- _Work task_
What is needed is an exact copy of all the records.

Information given Start Marker

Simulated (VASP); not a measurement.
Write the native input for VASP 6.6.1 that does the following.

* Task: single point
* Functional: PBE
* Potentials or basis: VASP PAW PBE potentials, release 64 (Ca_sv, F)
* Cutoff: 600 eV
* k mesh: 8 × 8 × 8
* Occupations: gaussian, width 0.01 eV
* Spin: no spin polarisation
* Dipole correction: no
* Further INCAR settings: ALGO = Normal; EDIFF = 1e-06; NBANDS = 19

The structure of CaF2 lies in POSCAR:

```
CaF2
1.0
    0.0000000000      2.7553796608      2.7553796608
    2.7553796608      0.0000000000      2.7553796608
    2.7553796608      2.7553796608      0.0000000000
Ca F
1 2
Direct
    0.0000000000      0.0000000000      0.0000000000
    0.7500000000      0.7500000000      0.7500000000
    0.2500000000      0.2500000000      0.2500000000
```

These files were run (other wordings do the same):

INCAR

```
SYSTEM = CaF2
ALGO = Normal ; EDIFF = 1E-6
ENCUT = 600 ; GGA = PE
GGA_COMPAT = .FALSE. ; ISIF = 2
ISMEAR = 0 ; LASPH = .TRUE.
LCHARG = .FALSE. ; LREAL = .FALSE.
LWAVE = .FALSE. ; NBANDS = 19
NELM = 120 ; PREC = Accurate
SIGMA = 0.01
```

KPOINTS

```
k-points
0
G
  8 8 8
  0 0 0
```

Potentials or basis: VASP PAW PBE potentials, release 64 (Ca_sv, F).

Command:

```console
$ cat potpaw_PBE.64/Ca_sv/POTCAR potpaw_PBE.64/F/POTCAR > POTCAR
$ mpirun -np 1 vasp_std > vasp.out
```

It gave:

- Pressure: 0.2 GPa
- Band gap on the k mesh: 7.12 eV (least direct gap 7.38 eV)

Information given End Marker

- _Answer space_
Simulated (VASP); not a measurement.
Write the native input for VASP 6.6.1 that does the following.

* Task: single point
* Functional: PBE
* Potentials or basis: VASP PAW PBE potentials, release 64 (Ca_sv, F)
* Cutoff: 600 eV
* k mesh: 8 × 8 × 8
* Occupations: gaussian, width 0.01 eV
* Spin: no spin polarisation
* Dipole correction: no
* Further INCAR settings: ALGO = Normal; EDIFF = 1e-06; NBANDS = 19

The structure of CaF2 lies in POSCAR:

```
CaF2
1.0
    0.0000000000      2.7553796608      2.7553796608
    2.7553796608      0.0000000000      2.7553796608
    2.7553796608      2.7553796608      0.0000000000
Ca F
1 2
Direct
    0.0000000000      0.0000000000      0.0000000000
    0.7500000000      0.7500000000      0.7500000000
    0.2500000000      0.2500000000      0.2500000000
```

These files were run (other wordings do the same):

INCAR

```
SYSTEM = CaF2
ALGO = Normal ; EDIFF = 1E-6
ENCUT = 600 ; GGA = PE
GGA_COMPAT = .FALSE. ; ISIF = 2
ISMEAR = 0 ; LASPH = .TRUE.
LCHARG = .FALSE. ; LREAL = .FALSE.
LWAVE = .FALSE. ; NBANDS = 19
NELM = 120 ; PREC = Accurate
SIGMA = 0.01
```

KPOINTS

```
k-points
0
G
  8 8 8
  0 0 0
```

Potentials or basis: VASP PAW PBE potentials, release 64 (Ca_sv, F).

Command:

```console
$ cat potpaw_PBE.64/Ca_sv/POTCAR potpaw_PBE.64/F/POTCAR > POTCAR
$ mpirun -np 1 vasp_std > vasp.out
```

It gave:

- Pressure: 0.2 GPa
- Band gap on the k mesh: 7.12 eV (least direct gap 7.38 eV)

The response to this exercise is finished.